#### EXERCISE
Take the material below and reproduce, word for word, only the lines from the line with "The system is NdZrS2." through the line with "Task: Where does the relaxation end?".

#### DATA UNDER STUDY
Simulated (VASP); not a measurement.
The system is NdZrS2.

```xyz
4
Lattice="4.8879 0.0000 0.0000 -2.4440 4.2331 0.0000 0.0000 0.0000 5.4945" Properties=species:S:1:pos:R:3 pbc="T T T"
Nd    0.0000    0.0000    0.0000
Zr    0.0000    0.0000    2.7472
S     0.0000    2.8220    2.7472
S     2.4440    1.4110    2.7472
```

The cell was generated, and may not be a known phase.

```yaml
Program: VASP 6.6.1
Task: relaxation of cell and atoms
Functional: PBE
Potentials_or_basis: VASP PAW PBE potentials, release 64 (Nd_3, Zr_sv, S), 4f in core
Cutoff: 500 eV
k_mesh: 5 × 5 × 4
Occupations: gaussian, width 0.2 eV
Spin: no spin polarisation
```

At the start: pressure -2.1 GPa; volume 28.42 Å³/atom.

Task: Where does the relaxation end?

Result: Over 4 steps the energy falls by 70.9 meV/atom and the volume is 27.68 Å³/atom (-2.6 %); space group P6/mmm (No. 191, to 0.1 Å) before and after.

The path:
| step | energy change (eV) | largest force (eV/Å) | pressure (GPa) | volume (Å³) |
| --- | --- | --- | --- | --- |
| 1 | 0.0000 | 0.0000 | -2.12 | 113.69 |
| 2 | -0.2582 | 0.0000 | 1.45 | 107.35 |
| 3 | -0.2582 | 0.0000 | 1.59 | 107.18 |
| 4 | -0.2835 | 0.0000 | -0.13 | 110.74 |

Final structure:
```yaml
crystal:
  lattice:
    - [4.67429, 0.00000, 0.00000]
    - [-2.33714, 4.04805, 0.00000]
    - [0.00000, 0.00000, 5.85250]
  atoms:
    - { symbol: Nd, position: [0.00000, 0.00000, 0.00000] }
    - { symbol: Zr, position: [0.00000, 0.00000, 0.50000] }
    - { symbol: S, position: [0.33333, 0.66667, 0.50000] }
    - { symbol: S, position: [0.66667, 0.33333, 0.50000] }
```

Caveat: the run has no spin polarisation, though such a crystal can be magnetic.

#### TASK RESULT
The system is NdZrS2.

```xyz
4
Lattice="4.8879 0.0000 0.0000 -2.4440 4.2331 0.0000 0.0000 0.0000 5.4945" Properties=species:S:1:pos:R:3 pbc="T T T"
Nd    0.0000    0.0000    0.0000
Zr    0.0000    0.0000    2.7472
S     0.0000    2.8220    2.7472
S     2.4440    1.4110    2.7472
```

The cell was generated, and may not be a known phase.

```yaml
Program: VASP 6.6.1
Task: relaxation of cell and atoms
Functional: PBE
Potentials_or_basis: VASP PAW PBE potentials, release 64 (Nd_3, Zr_sv, S), 4f in core
Cutoff: 500 eV
k_mesh: 5 × 5 × 4
Occupations: gaussian, width 0.2 eV
Spin: no spin polarisation
```

At the start: pressure -2.1 GPa; volume 28.42 Å³/atom.

Task: Where does the relaxation end?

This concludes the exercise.